— RECORDS SHOWN —
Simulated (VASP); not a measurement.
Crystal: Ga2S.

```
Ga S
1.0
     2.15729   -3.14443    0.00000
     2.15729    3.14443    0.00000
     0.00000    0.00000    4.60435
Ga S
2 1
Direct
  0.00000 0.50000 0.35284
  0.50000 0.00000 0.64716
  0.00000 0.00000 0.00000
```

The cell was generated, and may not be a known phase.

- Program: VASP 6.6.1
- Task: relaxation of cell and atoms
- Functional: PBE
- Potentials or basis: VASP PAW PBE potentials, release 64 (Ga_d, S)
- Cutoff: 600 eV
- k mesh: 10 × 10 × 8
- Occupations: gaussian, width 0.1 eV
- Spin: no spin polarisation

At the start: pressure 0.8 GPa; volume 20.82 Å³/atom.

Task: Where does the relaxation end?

— WORK REQUEST —
The answer must be a verbatim transcription of the entries above, from the first line through the line that contains "At the start: pressure", and nothing more.

— EXERCISE RESPONSE —
Simulated (VASP); not a measurement.
Crystal: Ga2S.

```
Ga S
1.0
     2.15729   -3.14443    0.00000
     2.15729    3.14443    0.00000
     0.00000    0.00000    4.60435
Ga S
2 1
Direct
  0.00000 0.50000 0.35284
  0.50000 0.00000 0.64716
  0.00000 0.00000 0.00000
```

The cell was generated, and may not be a known phase.

- Program: VASP 6.6.1
- Task: relaxation of cell and atoms
- Functional: PBE
- Potentials or basis: VASP PAW PBE potentials, release 64 (Ga_d, S)
- Cutoff: 600 eV
- k mesh: 10 × 10 × 8
- Occupations: gaussian, width 0.1 eV
- Spin: no spin polarisation

At the start: pressure 0.8 GPa; volume 20.82 Å³/atom.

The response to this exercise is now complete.